Entries supplied:
----------------------------------------
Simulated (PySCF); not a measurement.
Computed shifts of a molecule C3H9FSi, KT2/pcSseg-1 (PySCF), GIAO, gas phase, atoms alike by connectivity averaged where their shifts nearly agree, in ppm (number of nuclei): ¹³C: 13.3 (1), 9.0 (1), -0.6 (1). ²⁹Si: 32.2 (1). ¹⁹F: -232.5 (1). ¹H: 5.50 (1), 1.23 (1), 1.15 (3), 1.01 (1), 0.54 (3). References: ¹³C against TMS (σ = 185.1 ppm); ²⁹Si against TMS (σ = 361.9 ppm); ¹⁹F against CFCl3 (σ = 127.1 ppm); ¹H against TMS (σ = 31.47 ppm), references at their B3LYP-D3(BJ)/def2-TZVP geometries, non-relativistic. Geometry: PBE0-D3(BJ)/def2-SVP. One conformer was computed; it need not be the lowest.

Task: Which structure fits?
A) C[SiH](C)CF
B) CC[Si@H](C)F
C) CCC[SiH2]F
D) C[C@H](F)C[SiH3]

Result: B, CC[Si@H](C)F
----------------------------------------

Requirement: Each line from the top of the entries above through the line containing "D) C[C@H](F)C[SiH3]" must be transcribed exactly, and no other line may appear.

Your response:
Simulated (PySCF); not a measurement.
Computed shifts of a molecule C3H9FSi, KT2/pcSseg-1 (PySCF), GIAO, gas phase, atoms alike by connectivity averaged where their shifts nearly agree, in ppm (number of nuclei): ¹³C: 13.3 (1), 9.0 (1), -0.6 (1). ²⁹Si: 32.2 (1). ¹⁹F: -232.5 (1). ¹H: 5.50 (1), 1.23 (1), 1.15 (3), 1.01 (1), 0.54 (3). References: ¹³C against TMS (σ = 185.1 ppm); ²⁹Si against TMS (σ = 361.9 ppm); ¹⁹F against CFCl3 (σ = 127.1 ppm); ¹H against TMS (σ = 31.47 ppm), references at their B3LYP-D3(BJ)/def2-TZVP geometries, non-relativistic. Geometry: PBE0-D3(BJ)/def2-SVP. One conformer was computed; it need not be the lowest.

Task: Which structure fits?
A) C[SiH](C)CF
B) CC[Si@H](C)F
C) CCC[SiH2]F
D) C[C@H](F)C[SiH3]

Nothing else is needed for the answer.